* Required action *
Print the data exactly as it appears, keeping every word.

* Extracted records *
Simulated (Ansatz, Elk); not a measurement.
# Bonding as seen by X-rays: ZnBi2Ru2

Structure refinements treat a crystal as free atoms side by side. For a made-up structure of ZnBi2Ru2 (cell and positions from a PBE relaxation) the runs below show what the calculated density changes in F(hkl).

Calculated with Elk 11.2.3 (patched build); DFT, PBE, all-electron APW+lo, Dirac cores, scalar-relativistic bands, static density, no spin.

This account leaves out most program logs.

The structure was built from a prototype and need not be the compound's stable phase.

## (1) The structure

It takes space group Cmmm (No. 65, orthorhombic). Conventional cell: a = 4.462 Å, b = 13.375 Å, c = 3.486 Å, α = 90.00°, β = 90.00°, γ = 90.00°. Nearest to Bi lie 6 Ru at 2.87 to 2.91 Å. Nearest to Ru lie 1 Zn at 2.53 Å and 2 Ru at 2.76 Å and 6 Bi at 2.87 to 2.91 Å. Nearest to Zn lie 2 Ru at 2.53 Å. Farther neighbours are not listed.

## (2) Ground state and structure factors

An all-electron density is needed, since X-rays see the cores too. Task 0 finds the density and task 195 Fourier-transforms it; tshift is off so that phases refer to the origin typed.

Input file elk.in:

* Problem solution *
Simulated (Ansatz, Elk); not a measurement.
# Bonding as seen by X-rays: ZnBi2Ru2

Structure refinements treat a crystal as free atoms side by side. For a made-up structure of ZnBi2Ru2 (cell and positions from a PBE relaxation) the runs below show what the calculated density changes in F(hkl).

Calculated with Elk 11.2.3 (patched build); DFT, PBE, all-electron APW+lo, Dirac cores, scalar-relativistic bands, static density, no spin.

This account leaves out most program logs.

The structure was built from a prototype and need not be the compound's stable phase.

## (1) The structure

It takes space group Cmmm (No. 65, orthorhombic). Conventional cell: a = 4.462 Å, b = 13.375 Å, c = 3.486 Å, α = 90.00°, β = 90.00°, γ = 90.00°. Nearest to Bi lie 6 Ru at 2.87 to 2.91 Å. Nearest to Ru lie 1 Zn at 2.53 Å and 2 Ru at 2.76 Å and 6 Bi at 2.87 to 2.91 Å. Nearest to Zn lie 2 Ru at 2.53 Å. Farther neighbours are not listed.

## (2) Ground state and structure factors

An all-electron density is needed, since X-rays see the cores too. Task 0 finds the density and task 195 Fourier-transforms it; tshift is off so that phases refer to the origin typed.

Input file elk.in:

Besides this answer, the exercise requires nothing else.